*** Opening DATA EXCERPTS ***
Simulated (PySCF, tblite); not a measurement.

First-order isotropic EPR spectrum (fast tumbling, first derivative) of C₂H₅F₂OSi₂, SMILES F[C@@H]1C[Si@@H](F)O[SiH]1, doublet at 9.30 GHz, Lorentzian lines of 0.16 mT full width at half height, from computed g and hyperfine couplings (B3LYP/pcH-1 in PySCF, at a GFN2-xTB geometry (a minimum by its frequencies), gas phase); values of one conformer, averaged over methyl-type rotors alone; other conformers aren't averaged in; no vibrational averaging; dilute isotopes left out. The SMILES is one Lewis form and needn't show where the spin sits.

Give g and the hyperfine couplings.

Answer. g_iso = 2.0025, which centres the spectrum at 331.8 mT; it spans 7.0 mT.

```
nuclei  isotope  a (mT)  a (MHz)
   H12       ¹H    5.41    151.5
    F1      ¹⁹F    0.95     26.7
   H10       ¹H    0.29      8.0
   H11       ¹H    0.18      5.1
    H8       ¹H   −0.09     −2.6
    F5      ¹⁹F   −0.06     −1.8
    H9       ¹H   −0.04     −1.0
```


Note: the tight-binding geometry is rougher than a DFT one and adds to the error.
*** Closing DATA EXCERPTS ***

▶ [WORK INSTRUCTION] If a line comes after the one containing "First-order isotropic EPR", leave it out; set down every line of the data before it, and that line itself, exactly.

▶ [WRITTEN RESPONSE]
Simulated (PySCF, tblite); not a measurement.

First-order isotropic EPR spectrum (fast tumbling, first derivative) of C₂H₅F₂OSi₂, SMILES F[C@@H]1C[Si@@H](F)O[SiH]1, doublet at 9.30 GHz, Lorentzian lines of 0.16 mT full width at half height, from computed g and hyperfine couplings (B3LYP/pcH-1 in PySCF, at a GFN2-xTB geometry (a minimum by its frequencies), gas phase); values of one conformer, averaged over methyl-type rotors alone; other conformers aren't averaged in; no vibrational averaging; dilute isotopes left out. The SMILES is one Lewis form and needn't show where the spin sits.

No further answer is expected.